__Excerpted records__:
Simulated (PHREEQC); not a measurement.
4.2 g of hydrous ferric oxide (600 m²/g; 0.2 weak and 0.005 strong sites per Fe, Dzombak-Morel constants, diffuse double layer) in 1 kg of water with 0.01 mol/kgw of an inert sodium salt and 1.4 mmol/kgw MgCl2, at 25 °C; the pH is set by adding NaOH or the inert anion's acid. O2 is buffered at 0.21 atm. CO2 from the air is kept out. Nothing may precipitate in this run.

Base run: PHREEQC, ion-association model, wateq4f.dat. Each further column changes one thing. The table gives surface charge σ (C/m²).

__Brief__: Your response must consist of the entries, reproduced exactly.

__Task answer__:
Simulated (PHREEQC); not a measurement.
4.2 g of hydrous ferric oxide (600 m²/g; 0.2 weak and 0.005 strong sites per Fe, Dzombak-Morel constants, diffuse double layer) in 1 kg of water with 0.01 mol/kgw of an inert sodium salt and 1.4 mmol/kgw MgCl2, at 25 °C; the pH is set by adding NaOH or the inert anion's acid. O2 is buffered at 0.21 atm. CO2 from the air is kept out. Nothing may precipitate in this run.

Base run: PHREEQC, ion-association model, wateq4f.dat. Each further column changes one thing. The table gives surface charge σ (C/m²).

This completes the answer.